Information given START
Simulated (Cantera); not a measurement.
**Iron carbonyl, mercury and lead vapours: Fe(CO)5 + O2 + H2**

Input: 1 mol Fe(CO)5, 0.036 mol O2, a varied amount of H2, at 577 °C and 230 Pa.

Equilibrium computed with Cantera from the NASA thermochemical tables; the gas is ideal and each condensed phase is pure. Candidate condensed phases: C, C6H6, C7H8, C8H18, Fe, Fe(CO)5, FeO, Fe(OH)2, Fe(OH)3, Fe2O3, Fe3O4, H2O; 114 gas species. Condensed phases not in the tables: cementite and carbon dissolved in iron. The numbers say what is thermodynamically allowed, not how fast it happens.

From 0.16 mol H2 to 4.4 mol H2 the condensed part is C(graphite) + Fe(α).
Information given END

Work order:
Copy out each line of the data above, exactly, if it lies between the line holding "Fe(CO)5 + O2 + H2**" and the line holding "Input: 1 mol", inclusive; copy no other line.

Worked solution:
**Iron carbonyl, mercury and lead vapours: Fe(CO)5 + O2 + H2**

Input: 1 mol Fe(CO)5, 0.036 mol O2, a varied amount of H2, at 577 °C and 230 Pa.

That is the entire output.